Listed entries: Begin

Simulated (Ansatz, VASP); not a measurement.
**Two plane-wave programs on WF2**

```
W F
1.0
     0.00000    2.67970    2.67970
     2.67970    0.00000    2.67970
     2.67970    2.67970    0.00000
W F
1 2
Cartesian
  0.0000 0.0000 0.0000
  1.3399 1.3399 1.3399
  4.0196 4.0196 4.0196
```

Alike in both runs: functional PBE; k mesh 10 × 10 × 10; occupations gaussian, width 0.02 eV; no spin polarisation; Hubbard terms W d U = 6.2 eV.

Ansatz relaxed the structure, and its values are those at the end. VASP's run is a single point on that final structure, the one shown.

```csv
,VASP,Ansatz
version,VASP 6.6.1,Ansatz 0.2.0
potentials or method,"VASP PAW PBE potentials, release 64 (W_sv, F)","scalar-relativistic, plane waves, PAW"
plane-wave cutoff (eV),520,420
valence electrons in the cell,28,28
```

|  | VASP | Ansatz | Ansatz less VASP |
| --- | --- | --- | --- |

Listed entries: End

**Task item:**
Line by line, transcribe the material above exactly.

**Exercise response:**
Simulated (Ansatz, VASP); not a measurement.
**Two plane-wave programs on WF2**

```
W F
1.0
     0.00000    2.67970    2.67970
     2.67970    0.00000    2.67970
     2.67970    2.67970    0.00000
W F
1 2
Cartesian
  0.0000 0.0000 0.0000
  1.3399 1.3399 1.3399
  4.0196 4.0196 4.0196
```

Alike in both runs: functional PBE; k mesh 10 × 10 × 10; occupations gaussian, width 0.02 eV; no spin polarisation; Hubbard terms W d U = 6.2 eV.

Ansatz relaxed the structure, and its values are those at the end. VASP's run is a single point on that final structure, the one shown.

```csv
,VASP,Ansatz
version,VASP 6.6.1,Ansatz 0.2.0
potentials or method,"VASP PAW PBE potentials, release 64 (W_sv, F)","scalar-relativistic, plane waves, PAW"
plane-wave cutoff (eV),520,420
valence electrons in the cell,28,28
```

|  | VASP | Ansatz | Ansatz less VASP |
| --- | --- | --- | --- |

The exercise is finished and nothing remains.